## ASSIGNED TASK
Return all of the entries, keeping every word and mark as it is.

—————

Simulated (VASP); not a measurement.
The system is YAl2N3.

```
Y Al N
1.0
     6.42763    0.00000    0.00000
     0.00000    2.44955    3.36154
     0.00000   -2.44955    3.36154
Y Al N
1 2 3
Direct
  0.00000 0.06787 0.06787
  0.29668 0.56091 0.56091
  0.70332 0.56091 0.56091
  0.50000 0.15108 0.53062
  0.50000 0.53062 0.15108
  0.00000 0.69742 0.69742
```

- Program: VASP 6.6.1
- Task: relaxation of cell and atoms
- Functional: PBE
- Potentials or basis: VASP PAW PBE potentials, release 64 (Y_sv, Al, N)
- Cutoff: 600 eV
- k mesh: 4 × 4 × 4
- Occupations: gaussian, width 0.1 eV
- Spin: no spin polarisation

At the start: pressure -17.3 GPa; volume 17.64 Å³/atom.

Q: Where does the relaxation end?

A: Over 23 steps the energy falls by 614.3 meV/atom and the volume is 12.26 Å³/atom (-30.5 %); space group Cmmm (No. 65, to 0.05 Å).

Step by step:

—————

## YOUR SOLUTION
Simulated (VASP); not a measurement.
The system is YAl2N3.

```
Y Al N
1.0
     6.42763    0.00000    0.00000
     0.00000    2.44955    3.36154
     0.00000   -2.44955    3.36154
Y Al N
1 2 3
Direct
  0.00000 0.06787 0.06787
  0.29668 0.56091 0.56091
  0.70332 0.56091 0.56091
  0.50000 0.15108 0.53062
  0.50000 0.53062 0.15108
  0.00000 0.69742 0.69742
```

- Program: VASP 6.6.1
- Task: relaxation of cell and atoms
- Functional: PBE
- Potentials or basis: VASP PAW PBE potentials, release 64 (Y_sv, Al, N)
- Cutoff: 600 eV
- k mesh: 4 × 4 × 4
- Occupations: gaussian, width 0.1 eV
- Spin: no spin polarisation

At the start: pressure -17.3 GPa; volume 17.64 Å³/atom.

Q: Where does the relaxation end?

A: Over 23 steps the energy falls by 614.3 meV/atom and the volume is 12.26 Å³/atom (-30.5 %); space group Cmmm (No. 65, to 0.05 Å).

Step by step:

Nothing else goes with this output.